*Provided data*:
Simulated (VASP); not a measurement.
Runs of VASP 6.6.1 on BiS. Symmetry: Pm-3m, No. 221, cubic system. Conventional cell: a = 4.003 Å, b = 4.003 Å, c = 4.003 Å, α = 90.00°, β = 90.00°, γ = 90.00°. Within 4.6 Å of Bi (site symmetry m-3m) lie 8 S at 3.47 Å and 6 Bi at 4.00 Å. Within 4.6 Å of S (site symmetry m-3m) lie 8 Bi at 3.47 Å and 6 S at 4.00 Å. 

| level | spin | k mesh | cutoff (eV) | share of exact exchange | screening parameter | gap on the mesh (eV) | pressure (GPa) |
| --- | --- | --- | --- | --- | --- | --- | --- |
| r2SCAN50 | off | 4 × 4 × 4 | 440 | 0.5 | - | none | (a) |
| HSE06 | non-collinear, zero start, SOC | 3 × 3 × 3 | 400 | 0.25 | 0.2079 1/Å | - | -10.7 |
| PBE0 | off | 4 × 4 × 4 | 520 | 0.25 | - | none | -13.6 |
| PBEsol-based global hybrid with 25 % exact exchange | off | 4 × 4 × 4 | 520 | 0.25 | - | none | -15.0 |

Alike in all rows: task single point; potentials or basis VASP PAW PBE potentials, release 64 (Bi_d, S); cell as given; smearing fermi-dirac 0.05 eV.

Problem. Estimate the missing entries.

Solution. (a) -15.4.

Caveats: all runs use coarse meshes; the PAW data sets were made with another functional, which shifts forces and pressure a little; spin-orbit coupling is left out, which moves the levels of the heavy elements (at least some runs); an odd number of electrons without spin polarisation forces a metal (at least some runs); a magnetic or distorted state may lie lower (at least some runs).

*Work request*: Each entry is to be returned in full, character for character.

*Exercise output*:
Simulated (VASP); not a measurement.
Runs of VASP 6.6.1 on BiS. Symmetry: Pm-3m, No. 221, cubic system. Conventional cell: a = 4.003 Å, b = 4.003 Å, c = 4.003 Å, α = 90.00°, β = 90.00°, γ = 90.00°. Within 4.6 Å of Bi (site symmetry m-3m) lie 8 S at 3.47 Å and 6 Bi at 4.00 Å. Within 4.6 Å of S (site symmetry m-3m) lie 8 Bi at 3.47 Å and 6 S at 4.00 Å. 

| level | spin | k mesh | cutoff (eV) | share of exact exchange | screening parameter | gap on the mesh (eV) | pressure (GPa) |
| --- | --- | --- | --- | --- | --- | --- | --- |
| r2SCAN50 | off | 4 × 4 × 4 | 440 | 0.5 | - | none | (a) |
| HSE06 | non-collinear, zero start, SOC | 3 × 3 × 3 | 400 | 0.25 | 0.2079 1/Å | - | -10.7 |
| PBE0 | off | 4 × 4 × 4 | 520 | 0.25 | - | none | -13.6 |
| PBEsol-based global hybrid with 25 % exact exchange | off | 4 × 4 × 4 | 520 | 0.25 | - | none | -15.0 |

Alike in all rows: task single point; potentials or basis VASP PAW PBE potentials, release 64 (Bi_d, S); cell as given; smearing fermi-dirac 0.05 eV.

Problem. Estimate the missing entries.

Solution. (a) -15.4.

Caveats: all runs use coarse meshes; the PAW data sets were made with another functional, which shifts forces and pressure a little; spin-orbit coupling is left out, which moves the levels of the heavy elements (at least some runs); an odd number of electrons without spin polarisation forces a metal (at least some runs); a magnetic or distorted state may lie lower (at least some runs).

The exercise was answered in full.